* The data:
+---+

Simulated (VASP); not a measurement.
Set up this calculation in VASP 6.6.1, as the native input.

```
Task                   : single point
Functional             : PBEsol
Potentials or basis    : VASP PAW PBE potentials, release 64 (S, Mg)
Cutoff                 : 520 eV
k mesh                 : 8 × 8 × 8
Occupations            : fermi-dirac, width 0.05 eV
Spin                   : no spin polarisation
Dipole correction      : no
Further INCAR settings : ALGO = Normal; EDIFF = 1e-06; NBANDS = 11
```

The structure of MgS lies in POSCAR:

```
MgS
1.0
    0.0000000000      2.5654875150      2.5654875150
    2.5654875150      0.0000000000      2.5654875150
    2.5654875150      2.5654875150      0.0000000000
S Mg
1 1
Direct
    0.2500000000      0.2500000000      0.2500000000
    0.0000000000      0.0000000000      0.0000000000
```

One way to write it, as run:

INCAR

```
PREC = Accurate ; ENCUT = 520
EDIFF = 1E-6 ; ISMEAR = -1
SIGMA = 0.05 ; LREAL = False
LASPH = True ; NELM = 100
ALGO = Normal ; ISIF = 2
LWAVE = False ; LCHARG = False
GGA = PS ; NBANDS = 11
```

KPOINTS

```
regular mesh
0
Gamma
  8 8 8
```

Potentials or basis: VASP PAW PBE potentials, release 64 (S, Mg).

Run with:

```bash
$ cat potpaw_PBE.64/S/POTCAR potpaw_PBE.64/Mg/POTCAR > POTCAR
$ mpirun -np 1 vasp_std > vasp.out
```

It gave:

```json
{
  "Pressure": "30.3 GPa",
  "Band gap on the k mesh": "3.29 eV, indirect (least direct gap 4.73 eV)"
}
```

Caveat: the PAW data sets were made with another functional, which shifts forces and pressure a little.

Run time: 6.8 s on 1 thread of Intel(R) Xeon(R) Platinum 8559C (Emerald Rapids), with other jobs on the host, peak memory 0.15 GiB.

+---+

Set down, word for word, each line from the top of the records above through the line with "Caveat: the PAW".

* Reply:
Simulated (VASP); not a measurement.
Set up this calculation in VASP 6.6.1, as the native input.

```
Task                   : single point
Functional             : PBEsol
Potentials or basis    : VASP PAW PBE potentials, release 64 (S, Mg)
Cutoff                 : 520 eV
k mesh                 : 8 × 8 × 8
Occupations            : fermi-dirac, width 0.05 eV
Spin                   : no spin polarisation
Dipole correction      : no
Further INCAR settings : ALGO = Normal; EDIFF = 1e-06; NBANDS = 11
```

The structure of MgS lies in POSCAR:

```
MgS
1.0
    0.0000000000      2.5654875150      2.5654875150
    2.5654875150      0.0000000000      2.5654875150
    2.5654875150      2.5654875150      0.0000000000
S Mg
1 1
Direct
    0.2500000000      0.2500000000      0.2500000000
    0.0000000000      0.0000000000      0.0000000000
```

One way to write it, as run:

INCAR

```
PREC = Accurate ; ENCUT = 520
EDIFF = 1E-6 ; ISMEAR = -1
SIGMA = 0.05 ; LREAL = False
LASPH = True ; NELM = 100
ALGO = Normal ; ISIF = 2
LWAVE = False ; LCHARG = False
GGA = PS ; NBANDS = 11
```

KPOINTS

```
regular mesh
0
Gamma
  8 8 8
```

Potentials or basis: VASP PAW PBE potentials, release 64 (S, Mg).

Run with:

```bash
$ cat potpaw_PBE.64/S/POTCAR potpaw_PBE.64/Mg/POTCAR > POTCAR
$ mpirun -np 1 vasp_std > vasp.out
```

It gave:

```json
{
  "Pressure": "30.3 GPa",
  "Band gap on the k mesh": "3.29 eV, indirect (least direct gap 4.73 eV)"
}
```

Caveat: the PAW data sets were made with another functional, which shifts forces and pressure a little.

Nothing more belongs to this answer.